[Exercise] In the listing below, find the line containing "The cell holds" and the line containing "The start is". Repeat exactly those two lines and every line between them.

━━━━━ Recorded data
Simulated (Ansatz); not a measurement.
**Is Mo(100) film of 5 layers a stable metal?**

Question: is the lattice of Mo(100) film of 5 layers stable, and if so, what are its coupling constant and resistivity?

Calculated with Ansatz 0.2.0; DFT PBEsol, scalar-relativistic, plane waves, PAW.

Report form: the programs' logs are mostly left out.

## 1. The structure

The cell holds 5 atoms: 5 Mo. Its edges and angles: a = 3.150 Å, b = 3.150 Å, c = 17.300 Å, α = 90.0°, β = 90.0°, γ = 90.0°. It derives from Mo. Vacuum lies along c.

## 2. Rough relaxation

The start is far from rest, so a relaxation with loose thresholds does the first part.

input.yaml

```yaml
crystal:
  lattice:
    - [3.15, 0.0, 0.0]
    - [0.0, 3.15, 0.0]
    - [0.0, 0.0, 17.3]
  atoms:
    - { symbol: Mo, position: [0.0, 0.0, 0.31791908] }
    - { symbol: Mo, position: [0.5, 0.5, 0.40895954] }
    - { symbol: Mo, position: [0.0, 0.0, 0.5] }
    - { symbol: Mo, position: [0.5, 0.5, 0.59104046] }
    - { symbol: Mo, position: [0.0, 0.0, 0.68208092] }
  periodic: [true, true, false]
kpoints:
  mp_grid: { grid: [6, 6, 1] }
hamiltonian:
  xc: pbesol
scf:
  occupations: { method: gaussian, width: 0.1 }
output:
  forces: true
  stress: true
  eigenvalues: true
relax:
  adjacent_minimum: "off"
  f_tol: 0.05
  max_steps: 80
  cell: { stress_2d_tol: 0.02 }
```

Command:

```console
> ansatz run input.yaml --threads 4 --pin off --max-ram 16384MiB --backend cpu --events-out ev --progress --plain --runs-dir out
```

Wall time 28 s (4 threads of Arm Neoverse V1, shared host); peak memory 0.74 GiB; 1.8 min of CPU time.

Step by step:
━━━━━━━━━━

[Answer box]
The cell holds 5 atoms: 5 Mo. Its edges and angles: a = 3.150 Å, b = 3.150 Å, c = 17.300 Å, α = 90.0°, β = 90.0°, γ = 90.0°. It derives from Mo. Vacuum lies along c.

## 2. Rough relaxation

The start is far from rest, so a relaxation with loose thresholds does the first part.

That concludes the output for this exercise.